(Given records Opens)

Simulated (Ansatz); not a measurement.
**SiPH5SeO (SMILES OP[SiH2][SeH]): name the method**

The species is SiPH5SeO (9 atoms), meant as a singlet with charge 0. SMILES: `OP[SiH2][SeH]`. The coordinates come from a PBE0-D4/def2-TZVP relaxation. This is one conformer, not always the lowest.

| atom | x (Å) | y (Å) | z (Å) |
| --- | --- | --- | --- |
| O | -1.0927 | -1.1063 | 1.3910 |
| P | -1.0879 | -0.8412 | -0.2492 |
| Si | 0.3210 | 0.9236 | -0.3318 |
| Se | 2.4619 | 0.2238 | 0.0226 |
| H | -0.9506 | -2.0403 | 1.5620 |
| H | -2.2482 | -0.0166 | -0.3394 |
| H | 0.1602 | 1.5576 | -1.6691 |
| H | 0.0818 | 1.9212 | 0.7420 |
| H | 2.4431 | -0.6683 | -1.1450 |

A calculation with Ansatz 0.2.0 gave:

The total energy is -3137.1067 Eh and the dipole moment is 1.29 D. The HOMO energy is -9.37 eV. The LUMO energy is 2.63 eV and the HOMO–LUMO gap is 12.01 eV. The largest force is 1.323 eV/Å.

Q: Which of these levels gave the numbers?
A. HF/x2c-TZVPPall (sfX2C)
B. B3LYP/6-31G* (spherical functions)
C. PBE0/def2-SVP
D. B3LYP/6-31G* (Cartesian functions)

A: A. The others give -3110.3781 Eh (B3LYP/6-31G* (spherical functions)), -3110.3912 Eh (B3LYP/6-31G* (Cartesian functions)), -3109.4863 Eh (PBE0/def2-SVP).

(Given records Closes)

> [Required action]:
Your task is to set down again, exactly, every line from the beginning of the listing through the line with "A. HF/x2c-TZVPPall (sfX2C)".

> [Reply]:
Simulated (Ansatz); not a measurement.
**SiPH5SeO (SMILES OP[SiH2][SeH]): name the method**

The species is SiPH5SeO (9 atoms), meant as a singlet with charge 0. SMILES: `OP[SiH2][SeH]`. The coordinates come from a PBE0-D4/def2-TZVP relaxation. This is one conformer, not always the lowest.

| atom | x (Å) | y (Å) | z (Å) |
| --- | --- | --- | --- |
| O | -1.0927 | -1.1063 | 1.3910 |
| P | -1.0879 | -0.8412 | -0.2492 |
| Si | 0.3210 | 0.9236 | -0.3318 |
| Se | 2.4619 | 0.2238 | 0.0226 |
| H | -0.9506 | -2.0403 | 1.5620 |
| H | -2.2482 | -0.0166 | -0.3394 |
| H | 0.1602 | 1.5576 | -1.6691 |
| H | 0.0818 | 1.9212 | 0.7420 |
| H | 2.4431 | -0.6683 | -1.1450 |

A calculation with Ansatz 0.2.0 gave:

The total energy is -3137.1067 Eh and the dipole moment is 1.29 D. The HOMO energy is -9.37 eV. The LUMO energy is 2.63 eV and the HOMO–LUMO gap is 12.01 eV. The largest force is 1.323 eV/Å.

Q: Which of these levels gave the numbers?
A. HF/x2c-TZVPPall (sfX2C)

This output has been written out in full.